- - - -

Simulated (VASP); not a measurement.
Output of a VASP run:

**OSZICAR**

- - - -

Assignment: Transcribe the full listing exactly, leaving out no line.

Solution:
Simulated (VASP); not a measurement.
Output of a VASP run:

**OSZICAR**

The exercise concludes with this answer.